> [WORK INSTRUCTION]:
Below are several entries. Transcribe exactly those lines that fall from the one with "Potentials or basis: VASP" through the one with "Question: Estimate the pressure.", end lines included.

> [INPUT DATA]:
================================

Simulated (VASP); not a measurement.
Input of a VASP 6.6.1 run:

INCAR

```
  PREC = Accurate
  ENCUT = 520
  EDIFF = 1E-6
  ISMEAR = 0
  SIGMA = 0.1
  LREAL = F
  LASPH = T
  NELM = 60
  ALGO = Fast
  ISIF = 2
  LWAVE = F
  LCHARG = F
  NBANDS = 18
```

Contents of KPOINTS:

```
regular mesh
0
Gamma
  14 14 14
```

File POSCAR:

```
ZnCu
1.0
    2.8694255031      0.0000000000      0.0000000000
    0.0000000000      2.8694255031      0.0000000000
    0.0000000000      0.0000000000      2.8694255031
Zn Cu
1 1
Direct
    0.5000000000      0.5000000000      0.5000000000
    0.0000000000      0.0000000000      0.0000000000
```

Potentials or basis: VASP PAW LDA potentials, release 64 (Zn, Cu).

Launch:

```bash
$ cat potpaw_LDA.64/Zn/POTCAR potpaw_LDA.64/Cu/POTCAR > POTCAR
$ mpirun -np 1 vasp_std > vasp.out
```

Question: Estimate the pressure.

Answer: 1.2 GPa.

================================

> [ANSWER SPACE]:
Potentials or basis: VASP PAW LDA potentials, release 64 (Zn, Cu).

Launch:

```bash
$ cat potpaw_LDA.64/Zn/POTCAR potpaw_LDA.64/Cu/POTCAR > POTCAR
$ mpirun -np 1 vasp_std > vasp.out
```

Question: Estimate the pressure.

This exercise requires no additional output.